■ **LISTED RECORDS**:
┏━━
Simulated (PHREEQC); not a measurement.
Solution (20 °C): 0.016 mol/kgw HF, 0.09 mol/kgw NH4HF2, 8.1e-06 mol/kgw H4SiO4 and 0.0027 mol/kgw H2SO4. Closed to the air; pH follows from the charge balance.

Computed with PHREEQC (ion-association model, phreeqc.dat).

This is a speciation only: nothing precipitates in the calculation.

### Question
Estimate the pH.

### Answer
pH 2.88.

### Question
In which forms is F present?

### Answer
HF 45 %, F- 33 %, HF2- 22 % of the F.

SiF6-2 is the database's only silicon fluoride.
┗━━

■ **WORK REQUEST**: The entries above hold a line with "In which forms is F present?" and a later line with "HF 45 %, F- 33 %, HF2- 22 % of the F.". Write out exactly those lines and all lines between, nothing more.

■ **EXERCISE OUTPUT**:
In which forms is F present?

### Answer
HF 45 %, F- 33 %, HF2- 22 % of the F.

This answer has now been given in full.